....

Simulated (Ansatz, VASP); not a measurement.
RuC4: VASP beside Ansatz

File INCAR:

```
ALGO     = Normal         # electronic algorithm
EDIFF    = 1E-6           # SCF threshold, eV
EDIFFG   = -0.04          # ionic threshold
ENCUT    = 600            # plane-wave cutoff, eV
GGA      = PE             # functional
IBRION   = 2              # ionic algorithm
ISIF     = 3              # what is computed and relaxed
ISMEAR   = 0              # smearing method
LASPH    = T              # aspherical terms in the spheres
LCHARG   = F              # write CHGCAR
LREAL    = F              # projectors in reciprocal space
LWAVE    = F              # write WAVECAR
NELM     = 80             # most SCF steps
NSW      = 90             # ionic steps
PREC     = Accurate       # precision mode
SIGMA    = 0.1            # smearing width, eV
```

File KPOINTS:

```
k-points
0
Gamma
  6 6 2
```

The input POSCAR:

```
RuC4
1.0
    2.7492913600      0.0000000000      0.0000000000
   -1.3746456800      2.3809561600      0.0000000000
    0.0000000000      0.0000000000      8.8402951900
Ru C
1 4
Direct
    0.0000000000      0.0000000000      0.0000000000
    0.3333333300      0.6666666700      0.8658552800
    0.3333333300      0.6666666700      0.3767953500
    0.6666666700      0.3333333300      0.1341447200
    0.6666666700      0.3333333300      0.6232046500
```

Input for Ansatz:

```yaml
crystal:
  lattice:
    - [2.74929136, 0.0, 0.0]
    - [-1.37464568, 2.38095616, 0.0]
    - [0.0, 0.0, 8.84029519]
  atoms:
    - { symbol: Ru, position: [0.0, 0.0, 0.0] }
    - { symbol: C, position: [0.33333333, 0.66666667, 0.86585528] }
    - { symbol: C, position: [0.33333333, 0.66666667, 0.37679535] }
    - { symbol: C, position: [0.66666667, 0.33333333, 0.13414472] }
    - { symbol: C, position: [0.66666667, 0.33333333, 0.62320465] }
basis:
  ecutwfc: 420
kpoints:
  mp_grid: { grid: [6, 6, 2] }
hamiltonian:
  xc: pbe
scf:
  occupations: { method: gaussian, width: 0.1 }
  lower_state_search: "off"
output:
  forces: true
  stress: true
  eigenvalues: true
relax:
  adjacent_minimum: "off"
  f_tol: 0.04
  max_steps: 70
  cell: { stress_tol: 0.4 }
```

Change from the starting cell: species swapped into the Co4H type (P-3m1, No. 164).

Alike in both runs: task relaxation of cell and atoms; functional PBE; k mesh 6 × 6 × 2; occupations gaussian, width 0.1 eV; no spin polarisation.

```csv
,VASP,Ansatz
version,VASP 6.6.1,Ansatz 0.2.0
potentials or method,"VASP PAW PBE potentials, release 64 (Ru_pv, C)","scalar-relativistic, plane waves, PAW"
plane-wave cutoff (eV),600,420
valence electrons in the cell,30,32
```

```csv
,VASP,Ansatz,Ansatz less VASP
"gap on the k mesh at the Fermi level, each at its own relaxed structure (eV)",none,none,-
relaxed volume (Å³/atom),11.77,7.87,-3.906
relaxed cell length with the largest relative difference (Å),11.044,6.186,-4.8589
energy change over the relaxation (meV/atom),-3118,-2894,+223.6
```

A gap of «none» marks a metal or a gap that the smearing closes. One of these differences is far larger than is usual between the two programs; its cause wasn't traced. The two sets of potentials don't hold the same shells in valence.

....

**Activity:** Please give an exact restatement of only the lines from the beginning of the material above to the line with "Change from the", inclusive.

**Your response:**
Simulated (Ansatz, VASP); not a measurement.
RuC4: VASP beside Ansatz

File INCAR:

```
ALGO     = Normal         # electronic algorithm
EDIFF    = 1E-6           # SCF threshold, eV
EDIFFG   = -0.04          # ionic threshold
ENCUT    = 600            # plane-wave cutoff, eV
GGA      = PE             # functional
IBRION   = 2              # ionic algorithm
ISIF     = 3              # what is computed and relaxed
ISMEAR   = 0              # smearing method
LASPH    = T              # aspherical terms in the spheres
LCHARG   = F              # write CHGCAR
LREAL    = F              # projectors in reciprocal space
LWAVE    = F              # write WAVECAR
NELM     = 80             # most SCF steps
NSW      = 90             # ionic steps
PREC     = Accurate       # precision mode
SIGMA    = 0.1            # smearing width, eV
```

File KPOINTS:

```
k-points
0
Gamma
  6 6 2
```

The input POSCAR:

```
RuC4
1.0
    2.7492913600      0.0000000000      0.0000000000
   -1.3746456800      2.3809561600      0.0000000000
    0.0000000000      0.0000000000      8.8402951900
Ru C
1 4
Direct
    0.0000000000      0.0000000000      0.0000000000
    0.3333333300      0.6666666700      0.8658552800
    0.3333333300      0.6666666700      0.3767953500
    0.6666666700      0.3333333300      0.1341447200
    0.6666666700      0.3333333300      0.6232046500
```

Input for Ansatz:

```yaml
crystal:
  lattice:
    - [2.74929136, 0.0, 0.0]
    - [-1.37464568, 2.38095616, 0.0]
    - [0.0, 0.0, 8.84029519]
  atoms:
    - { symbol: Ru, position: [0.0, 0.0, 0.0] }
    - { symbol: C, position: [0.33333333, 0.66666667, 0.86585528] }
    - { symbol: C, position: [0.33333333, 0.66666667, 0.37679535] }
    - { symbol: C, position: [0.66666667, 0.33333333, 0.13414472] }
    - { symbol: C, position: [0.66666667, 0.33333333, 0.62320465] }
basis:
  ecutwfc: 420
kpoints:
  mp_grid: { grid: [6, 6, 2] }
hamiltonian:
  xc: pbe
scf:
  occupations: { method: gaussian, width: 0.1 }
  lower_state_search: "off"
output:
  forces: true
  stress: true
  eigenvalues: true
relax:
  adjacent_minimum: "off"
  f_tol: 0.04
  max_steps: 70
  cell: { stress_tol: 0.4 }
```

Change from the starting cell: species swapped into the Co4H type (P-3m1, No. 164).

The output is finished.